= = = =

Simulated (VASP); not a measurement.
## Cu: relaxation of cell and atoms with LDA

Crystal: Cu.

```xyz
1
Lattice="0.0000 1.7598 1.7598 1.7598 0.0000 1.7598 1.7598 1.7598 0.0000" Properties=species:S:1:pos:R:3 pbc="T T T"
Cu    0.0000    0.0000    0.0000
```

= = = =

### Brief
After reading the listing, write out every line of it exactly.

### Exercise solution
Simulated (VASP); not a measurement.
## Cu: relaxation of cell and atoms with LDA

Crystal: Cu.

```xyz
1
Lattice="0.0000 1.7598 1.7598 1.7598 0.0000 1.7598 1.7598 1.7598 0.0000" Properties=species:S:1:pos:R:3 pbc="T T T"
Cu    0.0000    0.0000    0.0000
```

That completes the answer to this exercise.